(Beginning of Information given)
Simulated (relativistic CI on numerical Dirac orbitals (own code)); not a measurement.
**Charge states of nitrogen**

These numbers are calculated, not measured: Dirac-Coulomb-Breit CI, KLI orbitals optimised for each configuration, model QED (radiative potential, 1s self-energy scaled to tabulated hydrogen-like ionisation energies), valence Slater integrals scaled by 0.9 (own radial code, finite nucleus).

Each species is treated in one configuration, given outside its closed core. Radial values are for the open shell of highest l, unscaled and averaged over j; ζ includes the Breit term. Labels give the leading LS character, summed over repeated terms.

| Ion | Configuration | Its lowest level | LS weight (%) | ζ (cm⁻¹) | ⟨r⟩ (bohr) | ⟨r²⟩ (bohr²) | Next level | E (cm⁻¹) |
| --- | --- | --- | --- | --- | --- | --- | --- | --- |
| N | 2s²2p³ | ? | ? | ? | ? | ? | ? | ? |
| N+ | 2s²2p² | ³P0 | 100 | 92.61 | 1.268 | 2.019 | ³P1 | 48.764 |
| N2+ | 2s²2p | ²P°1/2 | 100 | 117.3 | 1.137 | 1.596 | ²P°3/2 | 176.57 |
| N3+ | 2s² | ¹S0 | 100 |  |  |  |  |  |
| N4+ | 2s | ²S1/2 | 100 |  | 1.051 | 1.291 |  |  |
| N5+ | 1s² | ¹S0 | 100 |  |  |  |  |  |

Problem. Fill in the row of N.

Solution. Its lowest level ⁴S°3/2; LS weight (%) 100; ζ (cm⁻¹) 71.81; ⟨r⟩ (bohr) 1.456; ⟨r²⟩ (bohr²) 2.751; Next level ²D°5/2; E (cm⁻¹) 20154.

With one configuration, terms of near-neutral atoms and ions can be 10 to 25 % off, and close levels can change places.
(End of Information given)

## Exercise
The required output is the entries from their opening line through the line holding "Solution. Its lowest", repeated exactly, with both end lines kept.

## Written response
Simulated (relativistic CI on numerical Dirac orbitals (own code)); not a measurement.
**Charge states of nitrogen**

These numbers are calculated, not measured: Dirac-Coulomb-Breit CI, KLI orbitals optimised for each configuration, model QED (radiative potential, 1s self-energy scaled to tabulated hydrogen-like ionisation energies), valence Slater integrals scaled by 0.9 (own radial code, finite nucleus).

Each species is treated in one configuration, given outside its closed core. Radial values are for the open shell of highest l, unscaled and averaged over j; ζ includes the Breit term. Labels give the leading LS character, summed over repeated terms.

| Ion | Configuration | Its lowest level | LS weight (%) | ζ (cm⁻¹) | ⟨r⟩ (bohr) | ⟨r²⟩ (bohr²) | Next level | E (cm⁻¹) |
| --- | --- | --- | --- | --- | --- | --- | --- | --- |
| N | 2s²2p³ | ? | ? | ? | ? | ? | ? | ? |
| N+ | 2s²2p² | ³P0 | 100 | 92.61 | 1.268 | 2.019 | ³P1 | 48.764 |
| N2+ | 2s²2p | ²P°1/2 | 100 | 117.3 | 1.137 | 1.596 | ²P°3/2 | 176.57 |
| N3+ | 2s² | ¹S0 | 100 |  |  |  |  |  |
| N4+ | 2s | ²S1/2 | 100 |  | 1.051 | 1.291 |  |  |
| N5+ | 1s² | ¹S0 | 100 |  |  |  |  |  |

Problem. Fill in the row of N.

Solution. Its lowest level ⁴S°3/2; LS weight (%) 100; ζ (cm⁻¹) 71.81; ⟨r⟩ (bohr) 1.456; ⟨r²⟩ (bohr²) 2.751; Next level ²D°5/2; E (cm⁻¹) 20154.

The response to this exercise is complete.